• • • •

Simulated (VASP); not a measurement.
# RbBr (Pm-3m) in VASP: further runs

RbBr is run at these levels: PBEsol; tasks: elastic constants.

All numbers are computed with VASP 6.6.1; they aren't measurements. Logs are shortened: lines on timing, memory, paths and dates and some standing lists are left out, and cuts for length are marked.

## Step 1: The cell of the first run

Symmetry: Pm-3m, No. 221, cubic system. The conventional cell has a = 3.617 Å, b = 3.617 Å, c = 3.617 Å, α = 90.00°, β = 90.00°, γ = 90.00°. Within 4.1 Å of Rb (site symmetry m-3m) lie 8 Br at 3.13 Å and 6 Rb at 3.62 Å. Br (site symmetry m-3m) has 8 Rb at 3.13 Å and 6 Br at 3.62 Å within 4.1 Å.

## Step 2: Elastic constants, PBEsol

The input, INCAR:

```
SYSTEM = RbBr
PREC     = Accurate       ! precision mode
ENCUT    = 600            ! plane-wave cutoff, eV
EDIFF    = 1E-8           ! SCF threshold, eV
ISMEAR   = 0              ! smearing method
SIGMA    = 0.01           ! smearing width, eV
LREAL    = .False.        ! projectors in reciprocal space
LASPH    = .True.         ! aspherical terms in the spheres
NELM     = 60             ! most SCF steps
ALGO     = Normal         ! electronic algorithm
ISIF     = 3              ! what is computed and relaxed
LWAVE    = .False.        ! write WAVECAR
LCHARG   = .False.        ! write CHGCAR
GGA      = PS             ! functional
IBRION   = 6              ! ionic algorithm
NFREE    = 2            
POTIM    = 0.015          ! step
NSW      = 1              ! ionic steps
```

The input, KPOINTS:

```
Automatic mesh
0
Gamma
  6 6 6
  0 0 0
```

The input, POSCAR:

• • • •

Activity: Nothing outside this range should appear: the lines from the start of the listing through the line with "## Step 1: The cell of the first run", each reproduced exactly, both ends included.

Task solution:
Simulated (VASP); not a measurement.
# RbBr (Pm-3m) in VASP: further runs

RbBr is run at these levels: PBEsol; tasks: elastic constants.

All numbers are computed with VASP 6.6.1; they aren't measurements. Logs are shortened: lines on timing, memory, paths and dates and some standing lists are left out, and cuts for length are marked.

## Step 1: The cell of the first run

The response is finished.